● Assignment
Please restate the data exactly, from the first line to the last.

● Data extracts
----------------------------------------

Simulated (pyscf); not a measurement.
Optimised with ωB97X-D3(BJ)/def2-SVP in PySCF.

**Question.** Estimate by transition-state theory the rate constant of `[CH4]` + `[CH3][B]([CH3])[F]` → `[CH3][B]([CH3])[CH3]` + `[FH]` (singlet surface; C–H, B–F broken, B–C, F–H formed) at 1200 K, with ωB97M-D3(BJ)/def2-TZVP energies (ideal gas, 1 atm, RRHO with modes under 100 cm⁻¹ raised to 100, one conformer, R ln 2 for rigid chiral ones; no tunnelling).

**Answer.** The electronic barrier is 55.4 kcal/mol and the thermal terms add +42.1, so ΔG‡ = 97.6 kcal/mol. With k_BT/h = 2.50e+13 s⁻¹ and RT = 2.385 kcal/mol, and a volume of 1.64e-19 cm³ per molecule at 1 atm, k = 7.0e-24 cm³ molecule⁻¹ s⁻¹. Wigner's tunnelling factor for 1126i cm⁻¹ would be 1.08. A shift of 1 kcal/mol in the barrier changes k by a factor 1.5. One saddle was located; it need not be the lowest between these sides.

----------------------------------------

● Your solution
Simulated (pyscf); not a measurement.
Optimised with ωB97X-D3(BJ)/def2-SVP in PySCF.

**Question.** Estimate by transition-state theory the rate constant of `[CH4]` + `[CH3][B]([CH3])[F]` → `[CH3][B]([CH3])[CH3]` + `[FH]` (singlet surface; C–H, B–F broken, B–C, F–H formed) at 1200 K, with ωB97M-D3(BJ)/def2-TZVP energies (ideal gas, 1 atm, RRHO with modes under 100 cm⁻¹ raised to 100, one conformer, R ln 2 for rigid chiral ones; no tunnelling).

**Answer.** The electronic barrier is 55.4 kcal/mol and the thermal terms add +42.1, so ΔG‡ = 97.6 kcal/mol. With k_BT/h = 2.50e+13 s⁻¹ and RT = 2.385 kcal/mol, and a volume of 1.64e-19 cm³ per molecule at 1 atm, k = 7.0e-24 cm³ molecule⁻¹ s⁻¹. Wigner's tunnelling factor for 1126i cm⁻¹ would be 1.08. A shift of 1 kcal/mol in the barrier changes k by a factor 1.5. One saddle was located; it need not be the lowest between these sides.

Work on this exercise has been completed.